**Task item:**
Please give back, word for word, each line from the start of the entries through the one in which "A perfectly stirred" is found.

**Given data:**
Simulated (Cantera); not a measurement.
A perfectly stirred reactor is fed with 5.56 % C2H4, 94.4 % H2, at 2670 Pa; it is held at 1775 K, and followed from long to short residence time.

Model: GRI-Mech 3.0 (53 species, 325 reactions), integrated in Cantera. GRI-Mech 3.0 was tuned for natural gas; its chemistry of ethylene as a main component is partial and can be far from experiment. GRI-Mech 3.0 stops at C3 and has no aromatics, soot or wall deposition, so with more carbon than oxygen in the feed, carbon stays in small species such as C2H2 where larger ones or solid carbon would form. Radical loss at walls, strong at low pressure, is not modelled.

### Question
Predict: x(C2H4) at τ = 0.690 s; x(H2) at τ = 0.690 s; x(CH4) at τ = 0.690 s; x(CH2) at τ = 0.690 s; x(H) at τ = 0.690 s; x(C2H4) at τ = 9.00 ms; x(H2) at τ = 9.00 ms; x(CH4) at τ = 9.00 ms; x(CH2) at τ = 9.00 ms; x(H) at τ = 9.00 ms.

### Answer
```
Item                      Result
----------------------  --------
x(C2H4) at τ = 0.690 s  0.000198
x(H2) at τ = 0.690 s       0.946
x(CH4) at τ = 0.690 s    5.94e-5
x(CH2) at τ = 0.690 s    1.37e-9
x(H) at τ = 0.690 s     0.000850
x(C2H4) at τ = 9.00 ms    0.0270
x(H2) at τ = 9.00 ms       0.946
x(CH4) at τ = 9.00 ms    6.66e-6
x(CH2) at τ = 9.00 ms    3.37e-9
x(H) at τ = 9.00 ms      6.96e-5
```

**Expected answer:**
Simulated (Cantera); not a measurement.
A perfectly stirred reactor is fed with 5.56 % C2H4, 94.4 % H2, at 2670 Pa; it is held at 1775 K, and followed from long to short residence time.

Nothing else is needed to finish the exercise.